== Information supplied ==
+++++

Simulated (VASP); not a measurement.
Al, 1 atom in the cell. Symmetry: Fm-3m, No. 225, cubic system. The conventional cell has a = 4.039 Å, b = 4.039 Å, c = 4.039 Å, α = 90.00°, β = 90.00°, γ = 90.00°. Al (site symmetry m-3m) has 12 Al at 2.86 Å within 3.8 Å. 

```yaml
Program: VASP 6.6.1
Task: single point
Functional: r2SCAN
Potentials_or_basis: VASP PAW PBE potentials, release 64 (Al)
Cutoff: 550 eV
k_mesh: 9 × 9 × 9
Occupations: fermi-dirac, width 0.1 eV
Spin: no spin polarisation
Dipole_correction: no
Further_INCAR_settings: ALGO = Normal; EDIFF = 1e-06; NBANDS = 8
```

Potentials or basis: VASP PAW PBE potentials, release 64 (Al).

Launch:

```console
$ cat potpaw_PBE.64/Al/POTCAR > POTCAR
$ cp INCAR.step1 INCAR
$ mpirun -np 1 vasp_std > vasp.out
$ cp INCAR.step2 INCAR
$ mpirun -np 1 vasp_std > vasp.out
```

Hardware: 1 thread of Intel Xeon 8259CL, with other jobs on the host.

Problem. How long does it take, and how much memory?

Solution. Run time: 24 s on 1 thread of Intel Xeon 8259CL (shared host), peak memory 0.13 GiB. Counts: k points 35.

+++++

Word for word, reproduce the lines of the listing from the first one through the line containing "Problem. How long", and no more.

== Response ==
Simulated (VASP); not a measurement.
Al, 1 atom in the cell. Symmetry: Fm-3m, No. 225, cubic system. The conventional cell has a = 4.039 Å, b = 4.039 Å, c = 4.039 Å, α = 90.00°, β = 90.00°, γ = 90.00°. Al (site symmetry m-3m) has 12 Al at 2.86 Å within 3.8 Å. 

```yaml
Program: VASP 6.6.1
Task: single point
Functional: r2SCAN
Potentials_or_basis: VASP PAW PBE potentials, release 64 (Al)
Cutoff: 550 eV
k_mesh: 9 × 9 × 9
Occupations: fermi-dirac, width 0.1 eV
Spin: no spin polarisation
Dipole_correction: no
Further_INCAR_settings: ALGO = Normal; EDIFF = 1e-06; NBANDS = 8
```

Potentials or basis: VASP PAW PBE potentials, release 64 (Al).

Launch:

```console
$ cat potpaw_PBE.64/Al/POTCAR > POTCAR
$ cp INCAR.step1 INCAR
$ mpirun -np 1 vasp_std > vasp.out
$ cp INCAR.step2 INCAR
$ mpirun -np 1 vasp_std > vasp.out
```

Hardware: 1 thread of Intel Xeon 8259CL, with other jobs on the host.

Problem. How long does it take, and how much memory?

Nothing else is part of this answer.